### Required action:
For the entries below, print exactly the lines between the line holding "Geometry: PBE0-D3(BJ)/def2-SVP." and the line holding "Describe the electrostatic potential map.", inclusive, and nothing else.

### Extracted records:
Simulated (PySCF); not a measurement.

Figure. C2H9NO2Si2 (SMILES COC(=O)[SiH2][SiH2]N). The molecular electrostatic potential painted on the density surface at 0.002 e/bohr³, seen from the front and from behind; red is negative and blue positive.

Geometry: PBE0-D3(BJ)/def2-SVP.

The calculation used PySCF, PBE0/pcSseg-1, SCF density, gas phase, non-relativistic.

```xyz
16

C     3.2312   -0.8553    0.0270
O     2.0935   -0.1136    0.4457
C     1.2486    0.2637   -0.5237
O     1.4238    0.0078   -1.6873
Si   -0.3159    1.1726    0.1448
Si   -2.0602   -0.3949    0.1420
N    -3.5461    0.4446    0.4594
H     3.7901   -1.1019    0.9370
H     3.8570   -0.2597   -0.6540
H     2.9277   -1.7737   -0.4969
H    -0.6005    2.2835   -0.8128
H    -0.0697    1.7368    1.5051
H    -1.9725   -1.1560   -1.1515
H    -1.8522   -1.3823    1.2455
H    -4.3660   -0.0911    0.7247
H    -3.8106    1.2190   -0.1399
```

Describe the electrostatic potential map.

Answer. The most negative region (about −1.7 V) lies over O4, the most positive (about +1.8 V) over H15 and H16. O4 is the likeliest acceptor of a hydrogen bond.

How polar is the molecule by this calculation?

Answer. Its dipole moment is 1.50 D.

### Response box:
Geometry: PBE0-D3(BJ)/def2-SVP.

The calculation used PySCF, PBE0/pcSseg-1, SCF density, gas phase, non-relativistic.

```xyz
16

C     3.2312   -0.8553    0.0270
O     2.0935   -0.1136    0.4457
C     1.2486    0.2637   -0.5237
O     1.4238    0.0078   -1.6873
Si   -0.3159    1.1726    0.1448
Si   -2.0602   -0.3949    0.1420
N    -3.5461    0.4446    0.4594
H     3.7901   -1.1019    0.9370
H     3.8570   -0.2597   -0.6540
H     2.9277   -1.7737   -0.4969
H    -0.6005    2.2835   -0.8128
H    -0.0697    1.7368    1.5051
H    -1.9725   -1.1560   -1.1515
H    -1.8522   -1.3823    1.2455
H    -4.3660   -0.0911    0.7247
H    -3.8106    1.2190   -0.1399
```

Describe the electrostatic potential map.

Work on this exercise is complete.